__Data section__.
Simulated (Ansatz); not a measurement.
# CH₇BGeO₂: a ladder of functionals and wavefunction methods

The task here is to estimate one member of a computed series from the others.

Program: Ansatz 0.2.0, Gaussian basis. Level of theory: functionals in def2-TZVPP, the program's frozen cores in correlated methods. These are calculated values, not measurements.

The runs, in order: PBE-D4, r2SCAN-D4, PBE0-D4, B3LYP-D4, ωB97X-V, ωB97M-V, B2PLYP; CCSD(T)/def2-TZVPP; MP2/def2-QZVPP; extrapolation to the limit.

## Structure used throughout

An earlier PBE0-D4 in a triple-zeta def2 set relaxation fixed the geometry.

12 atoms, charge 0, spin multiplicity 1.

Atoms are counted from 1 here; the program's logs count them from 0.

__Required action__. Set the listing above down again exactly.

__Exercise solution__.
Simulated (Ansatz); not a measurement.
# CH₇BGeO₂: a ladder of functionals and wavefunction methods

The task here is to estimate one member of a computed series from the others.

Program: Ansatz 0.2.0, Gaussian basis. Level of theory: functionals in def2-TZVPP, the program's frozen cores in correlated methods. These are calculated values, not measurements.

The runs, in order: PBE-D4, r2SCAN-D4, PBE0-D4, B3LYP-D4, ωB97X-V, ωB97M-V, B2PLYP; CCSD(T)/def2-TZVPP; MP2/def2-QZVPP; extrapolation to the limit.

## Structure used throughout

An earlier PBE0-D4 in a triple-zeta def2 set relaxation fixed the geometry.

12 atoms, charge 0, spin multiplicity 1.

Atoms are counted from 1 here; the program's logs count them from 0.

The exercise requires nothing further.